=== Begin Enclosure ===

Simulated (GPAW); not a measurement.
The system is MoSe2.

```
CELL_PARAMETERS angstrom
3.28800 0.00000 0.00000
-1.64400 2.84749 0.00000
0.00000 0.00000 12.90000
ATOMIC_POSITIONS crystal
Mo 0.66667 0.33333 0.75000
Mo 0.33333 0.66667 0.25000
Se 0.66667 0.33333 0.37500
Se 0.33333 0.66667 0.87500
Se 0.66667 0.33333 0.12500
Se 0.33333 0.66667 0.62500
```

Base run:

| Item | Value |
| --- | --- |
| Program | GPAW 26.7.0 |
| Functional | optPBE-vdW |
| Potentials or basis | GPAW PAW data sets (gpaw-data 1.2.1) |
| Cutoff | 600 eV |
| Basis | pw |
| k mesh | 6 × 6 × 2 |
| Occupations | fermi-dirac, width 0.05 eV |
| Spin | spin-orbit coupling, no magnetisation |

=== End Enclosure ===

■ **Work instruction**: Please output the entire listing exactly as it stands.

■ **Answer space**:
Simulated (GPAW); not a measurement.
The system is MoSe2.

```
CELL_PARAMETERS angstrom
3.28800 0.00000 0.00000
-1.64400 2.84749 0.00000
0.00000 0.00000 12.90000
ATOMIC_POSITIONS crystal
Mo 0.66667 0.33333 0.75000
Mo 0.33333 0.66667 0.25000
Se 0.66667 0.33333 0.37500
Se 0.33333 0.66667 0.87500
Se 0.66667 0.33333 0.12500
Se 0.33333 0.66667 0.62500
```

Base run:

| Item | Value |
| --- | --- |
| Program | GPAW 26.7.0 |
| Functional | optPBE-vdW |
| Potentials or basis | GPAW PAW data sets (gpaw-data 1.2.1) |
| Cutoff | 600 eV |
| Basis | pw |
| k mesh | 6 × 6 × 2 |
| Occupations | fermi-dirac, width 0.05 eV |
| Spin | spin-orbit coupling, no magnetisation |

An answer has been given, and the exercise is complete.